Data —
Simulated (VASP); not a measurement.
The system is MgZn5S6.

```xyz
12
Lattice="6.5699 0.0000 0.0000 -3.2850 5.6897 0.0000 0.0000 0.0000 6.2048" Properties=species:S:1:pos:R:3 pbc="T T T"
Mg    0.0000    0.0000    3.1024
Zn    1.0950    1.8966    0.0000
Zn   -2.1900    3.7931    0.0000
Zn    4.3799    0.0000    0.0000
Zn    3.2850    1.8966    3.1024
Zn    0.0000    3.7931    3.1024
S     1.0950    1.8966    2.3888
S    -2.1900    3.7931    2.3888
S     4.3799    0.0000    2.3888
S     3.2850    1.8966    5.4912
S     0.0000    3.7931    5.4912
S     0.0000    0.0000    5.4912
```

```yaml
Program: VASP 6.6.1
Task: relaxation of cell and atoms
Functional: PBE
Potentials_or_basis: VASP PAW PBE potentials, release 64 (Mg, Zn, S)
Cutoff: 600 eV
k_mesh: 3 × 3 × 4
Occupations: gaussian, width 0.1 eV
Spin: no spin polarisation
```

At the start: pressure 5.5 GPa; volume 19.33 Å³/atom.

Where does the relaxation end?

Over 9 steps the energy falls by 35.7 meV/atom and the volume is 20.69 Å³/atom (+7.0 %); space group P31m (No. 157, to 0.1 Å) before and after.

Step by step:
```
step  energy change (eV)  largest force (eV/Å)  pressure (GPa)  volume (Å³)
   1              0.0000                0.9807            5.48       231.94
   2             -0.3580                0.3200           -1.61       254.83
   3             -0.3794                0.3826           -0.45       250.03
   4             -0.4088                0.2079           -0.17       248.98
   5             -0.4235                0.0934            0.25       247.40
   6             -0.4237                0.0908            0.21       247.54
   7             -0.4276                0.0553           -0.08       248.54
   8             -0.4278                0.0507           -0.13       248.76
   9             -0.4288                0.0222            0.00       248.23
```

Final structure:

Work task —
If a line comes after the one that contains "At the start: pressure", leave it out; return every line of the entries up to that point exactly, starting with the first, with that line included.

Answer space —
Simulated (VASP); not a measurement.
The system is MgZn5S6.

```xyz
12
Lattice="6.5699 0.0000 0.0000 -3.2850 5.6897 0.0000 0.0000 0.0000 6.2048" Properties=species:S:1:pos:R:3 pbc="T T T"
Mg    0.0000    0.0000    3.1024
Zn    1.0950    1.8966    0.0000
Zn   -2.1900    3.7931    0.0000
Zn    4.3799    0.0000    0.0000
Zn    3.2850    1.8966    3.1024
Zn    0.0000    3.7931    3.1024
S     1.0950    1.8966    2.3888
S    -2.1900    3.7931    2.3888
S     4.3799    0.0000    2.3888
S     3.2850    1.8966    5.4912
S     0.0000    3.7931    5.4912
S     0.0000    0.0000    5.4912
```

```yaml
Program: VASP 6.6.1
Task: relaxation of cell and atoms
Functional: PBE
Potentials_or_basis: VASP PAW PBE potentials, release 64 (Mg, Zn, S)
Cutoff: 600 eV
k_mesh: 3 × 3 × 4
Occupations: gaussian, width 0.1 eV
Spin: no spin polarisation
```

At the start: pressure 5.5 GPa; volume 19.33 Å³/atom.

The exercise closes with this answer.